* [Records supplied]
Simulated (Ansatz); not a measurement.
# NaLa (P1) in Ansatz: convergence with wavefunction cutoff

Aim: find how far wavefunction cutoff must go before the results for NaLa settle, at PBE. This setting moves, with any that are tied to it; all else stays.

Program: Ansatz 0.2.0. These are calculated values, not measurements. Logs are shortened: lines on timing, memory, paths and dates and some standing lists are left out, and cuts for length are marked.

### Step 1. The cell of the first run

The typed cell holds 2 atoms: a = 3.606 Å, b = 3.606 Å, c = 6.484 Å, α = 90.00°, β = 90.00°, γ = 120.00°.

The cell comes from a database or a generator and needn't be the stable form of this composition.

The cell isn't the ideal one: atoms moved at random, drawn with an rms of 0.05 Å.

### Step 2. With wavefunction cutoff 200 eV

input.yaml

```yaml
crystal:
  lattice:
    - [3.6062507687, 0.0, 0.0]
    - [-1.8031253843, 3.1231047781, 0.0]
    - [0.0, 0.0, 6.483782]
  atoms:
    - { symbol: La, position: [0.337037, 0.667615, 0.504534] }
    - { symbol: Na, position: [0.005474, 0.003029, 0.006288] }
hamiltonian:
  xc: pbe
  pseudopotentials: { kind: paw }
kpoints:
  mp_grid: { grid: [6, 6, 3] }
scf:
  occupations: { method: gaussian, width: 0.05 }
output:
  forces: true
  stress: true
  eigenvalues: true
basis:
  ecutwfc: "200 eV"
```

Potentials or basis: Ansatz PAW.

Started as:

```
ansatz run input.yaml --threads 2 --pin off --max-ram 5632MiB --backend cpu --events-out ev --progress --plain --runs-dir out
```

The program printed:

* [Action item] Begin at the line that has "### Step 1. The cell of the first run" in the entries above; stop after the line that has "The cell comes". Transcribe exactly those lines and no others.

* [Answer box]
### Step 1. The cell of the first run

The typed cell holds 2 atoms: a = 3.606 Å, b = 3.606 Å, c = 6.484 Å, α = 90.00°, β = 90.00°, γ = 120.00°.

The cell comes from a database or a generator and needn't be the stable form of this composition.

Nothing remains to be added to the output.